■ Activity: From start to end of the material below, restate each line exactly.

■ Data provided:
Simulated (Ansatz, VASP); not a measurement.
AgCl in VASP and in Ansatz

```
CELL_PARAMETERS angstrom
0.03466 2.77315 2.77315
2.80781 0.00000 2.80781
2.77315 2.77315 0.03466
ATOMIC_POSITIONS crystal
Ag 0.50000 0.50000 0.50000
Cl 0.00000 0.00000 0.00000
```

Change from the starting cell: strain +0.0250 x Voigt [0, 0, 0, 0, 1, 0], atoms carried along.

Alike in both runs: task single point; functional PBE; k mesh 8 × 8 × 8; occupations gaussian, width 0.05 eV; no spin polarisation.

■ Exercise solution:
Simulated (Ansatz, VASP); not a measurement.
AgCl in VASP and in Ansatz

```
CELL_PARAMETERS angstrom
0.03466 2.77315 2.77315
2.80781 0.00000 2.80781
2.77315 2.77315 0.03466
ATOMIC_POSITIONS crystal
Ag 0.50000 0.50000 0.50000
Cl 0.00000 0.00000 0.00000
```

Change from the starting cell: strain +0.0250 x Voigt [0, 0, 0, 0, 1, 0], atoms carried along.

Alike in both runs: task single point; functional PBE; k mesh 8 × 8 × 8; occupations gaussian, width 0.05 eV; no spin polarisation.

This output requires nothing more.